#### Assigned task:
Using the listing below, retype exactly the lines starting at the one with "We compute a" and ending at the one with "## Step 2: Energy", and include both.

#### Raw data:
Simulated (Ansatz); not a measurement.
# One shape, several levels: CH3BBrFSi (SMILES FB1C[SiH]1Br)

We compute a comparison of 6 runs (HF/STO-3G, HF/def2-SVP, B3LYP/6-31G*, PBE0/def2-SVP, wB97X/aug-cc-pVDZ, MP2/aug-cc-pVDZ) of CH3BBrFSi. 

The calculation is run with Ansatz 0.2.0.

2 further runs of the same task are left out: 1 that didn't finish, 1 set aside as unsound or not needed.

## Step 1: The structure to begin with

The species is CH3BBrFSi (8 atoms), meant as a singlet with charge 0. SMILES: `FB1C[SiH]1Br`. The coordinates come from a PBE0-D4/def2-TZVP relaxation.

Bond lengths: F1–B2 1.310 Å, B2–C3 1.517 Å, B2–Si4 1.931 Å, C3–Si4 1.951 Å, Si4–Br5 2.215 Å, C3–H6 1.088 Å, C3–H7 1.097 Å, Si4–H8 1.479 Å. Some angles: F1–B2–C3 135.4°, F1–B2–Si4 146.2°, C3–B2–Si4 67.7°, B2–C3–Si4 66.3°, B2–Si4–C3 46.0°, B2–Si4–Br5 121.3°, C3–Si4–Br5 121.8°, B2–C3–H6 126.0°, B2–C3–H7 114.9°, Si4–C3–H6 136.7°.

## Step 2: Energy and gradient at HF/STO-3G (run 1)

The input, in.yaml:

#### Exercise output:
We compute a comparison of 6 runs (HF/STO-3G, HF/def2-SVP, B3LYP/6-31G*, PBE0/def2-SVP, wB97X/aug-cc-pVDZ, MP2/aug-cc-pVDZ) of CH3BBrFSi. 

The calculation is run with Ansatz 0.2.0.

2 further runs of the same task are left out: 1 that didn't finish, 1 set aside as unsound or not needed.

## Step 1: The structure to begin with

The species is CH3BBrFSi (8 atoms), meant as a singlet with charge 0. SMILES: `FB1C[SiH]1Br`. The coordinates come from a PBE0-D4/def2-TZVP relaxation.

Bond lengths: F1–B2 1.310 Å, B2–C3 1.517 Å, B2–Si4 1.931 Å, C3–Si4 1.951 Å, Si4–Br5 2.215 Å, C3–H6 1.088 Å, C3–H7 1.097 Å, Si4–H8 1.479 Å. Some angles: F1–B2–C3 135.4°, F1–B2–Si4 146.2°, C3–B2–Si4 67.7°, B2–C3–Si4 66.3°, B2–Si4–C3 46.0°, B2–Si4–Br5 121.3°, C3–Si4–Br5 121.8°, B2–C3–H6 126.0°, B2–C3–H7 114.9°, Si4–C3–H6 136.7°.

## Step 2: Energy and gradient at HF/STO-3G (run 1)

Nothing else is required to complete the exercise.